* Task item *
All of the data below is to be printed again exactly.

※ ※ ※
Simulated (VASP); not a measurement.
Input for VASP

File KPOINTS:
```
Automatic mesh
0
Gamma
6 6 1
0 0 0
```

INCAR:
※ ※ ※

* Exercise response *
Simulated (VASP); not a measurement.
Input for VASP

File KPOINTS:
```
Automatic mesh
0
Gamma
6 6 1
0 0 0
```

INCAR:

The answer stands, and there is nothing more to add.